**SUPPLIED DATA**
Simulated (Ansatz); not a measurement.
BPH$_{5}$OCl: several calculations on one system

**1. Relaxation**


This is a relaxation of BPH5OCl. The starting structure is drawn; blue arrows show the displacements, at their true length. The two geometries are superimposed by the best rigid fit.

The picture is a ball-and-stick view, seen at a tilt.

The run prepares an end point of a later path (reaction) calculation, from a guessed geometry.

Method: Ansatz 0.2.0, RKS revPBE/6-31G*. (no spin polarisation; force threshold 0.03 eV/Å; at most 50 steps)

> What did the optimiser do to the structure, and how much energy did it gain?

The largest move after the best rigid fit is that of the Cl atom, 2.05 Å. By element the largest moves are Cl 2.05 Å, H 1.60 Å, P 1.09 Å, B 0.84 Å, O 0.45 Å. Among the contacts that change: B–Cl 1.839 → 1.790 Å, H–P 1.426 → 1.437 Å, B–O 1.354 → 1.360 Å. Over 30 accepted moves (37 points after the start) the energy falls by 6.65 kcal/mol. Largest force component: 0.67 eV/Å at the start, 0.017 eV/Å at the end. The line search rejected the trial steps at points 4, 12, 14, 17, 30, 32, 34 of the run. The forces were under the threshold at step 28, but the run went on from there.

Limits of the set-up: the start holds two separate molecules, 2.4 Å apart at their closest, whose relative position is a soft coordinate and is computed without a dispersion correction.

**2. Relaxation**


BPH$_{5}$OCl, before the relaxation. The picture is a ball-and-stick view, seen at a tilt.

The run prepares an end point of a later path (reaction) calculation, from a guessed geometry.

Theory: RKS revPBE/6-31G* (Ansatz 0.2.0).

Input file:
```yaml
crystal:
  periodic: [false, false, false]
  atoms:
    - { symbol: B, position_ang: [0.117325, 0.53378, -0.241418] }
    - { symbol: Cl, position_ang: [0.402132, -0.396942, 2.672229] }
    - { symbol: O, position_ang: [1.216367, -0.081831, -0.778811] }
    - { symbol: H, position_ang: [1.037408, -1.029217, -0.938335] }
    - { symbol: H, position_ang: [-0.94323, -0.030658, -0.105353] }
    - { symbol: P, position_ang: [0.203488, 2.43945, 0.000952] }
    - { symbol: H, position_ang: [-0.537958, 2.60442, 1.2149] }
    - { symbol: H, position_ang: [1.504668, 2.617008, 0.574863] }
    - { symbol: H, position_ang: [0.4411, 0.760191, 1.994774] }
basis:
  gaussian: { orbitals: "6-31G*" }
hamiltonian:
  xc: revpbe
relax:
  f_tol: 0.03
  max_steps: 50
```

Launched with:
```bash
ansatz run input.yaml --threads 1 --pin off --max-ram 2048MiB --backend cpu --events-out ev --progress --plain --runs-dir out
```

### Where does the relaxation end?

**WORK INSTRUCTION**
Look at the material above and copy, word for word, its lines from the first through the one containing "did it gain?".

**TASK OUTPUT**
Simulated (Ansatz); not a measurement.
BPH$_{5}$OCl: several calculations on one system

**1. Relaxation**


This is a relaxation of BPH5OCl. The starting structure is drawn; blue arrows show the displacements, at their true length. The two geometries are superimposed by the best rigid fit.

The picture is a ball-and-stick view, seen at a tilt.

The run prepares an end point of a later path (reaction) calculation, from a guessed geometry.

Method: Ansatz 0.2.0, RKS revPBE/6-31G*. (no spin polarisation; force threshold 0.03 eV/Å; at most 50 steps)

> What did the optimiser do to the structure, and how much energy did it gain?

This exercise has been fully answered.